☆ ☆ ☆ ☆ ☆ ☆ ☆

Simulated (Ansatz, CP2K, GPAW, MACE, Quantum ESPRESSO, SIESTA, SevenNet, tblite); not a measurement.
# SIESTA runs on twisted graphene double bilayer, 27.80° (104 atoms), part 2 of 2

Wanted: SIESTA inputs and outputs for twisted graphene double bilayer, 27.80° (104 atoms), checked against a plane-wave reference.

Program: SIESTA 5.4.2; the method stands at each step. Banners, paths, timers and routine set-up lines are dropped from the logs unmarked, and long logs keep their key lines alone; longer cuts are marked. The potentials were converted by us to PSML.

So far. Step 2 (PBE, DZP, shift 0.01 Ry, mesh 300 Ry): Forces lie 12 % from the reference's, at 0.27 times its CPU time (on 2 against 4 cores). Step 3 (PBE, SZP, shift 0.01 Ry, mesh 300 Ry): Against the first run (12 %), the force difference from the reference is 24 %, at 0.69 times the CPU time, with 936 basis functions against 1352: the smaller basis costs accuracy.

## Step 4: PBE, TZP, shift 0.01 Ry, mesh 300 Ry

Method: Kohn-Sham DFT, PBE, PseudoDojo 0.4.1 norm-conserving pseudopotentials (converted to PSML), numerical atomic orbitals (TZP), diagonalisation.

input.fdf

☆ ☆ ☆ ☆ ☆ ☆ ☆

▶ _Action item_
Write out each entry above exactly as it is written.

▶ _Exercise response_
Simulated (Ansatz, CP2K, GPAW, MACE, Quantum ESPRESSO, SIESTA, SevenNet, tblite); not a measurement.
# SIESTA runs on twisted graphene double bilayer, 27.80° (104 atoms), part 2 of 2

Wanted: SIESTA inputs and outputs for twisted graphene double bilayer, 27.80° (104 atoms), checked against a plane-wave reference.

Program: SIESTA 5.4.2; the method stands at each step. Banners, paths, timers and routine set-up lines are dropped from the logs unmarked, and long logs keep their key lines alone; longer cuts are marked. The potentials were converted by us to PSML.

So far. Step 2 (PBE, DZP, shift 0.01 Ry, mesh 300 Ry): Forces lie 12 % from the reference's, at 0.27 times its CPU time (on 2 against 4 cores). Step 3 (PBE, SZP, shift 0.01 Ry, mesh 300 Ry): Against the first run (12 %), the force difference from the reference is 24 %, at 0.69 times the CPU time, with 936 basis functions against 1352: the smaller basis costs accuracy.

## Step 4: PBE, TZP, shift 0.01 Ry, mesh 300 Ry

Method: Kohn-Sham DFT, PBE, PseudoDojo 0.4.1 norm-conserving pseudopotentials (converted to PSML), numerical atomic orbitals (TZP), diagonalisation.

input.fdf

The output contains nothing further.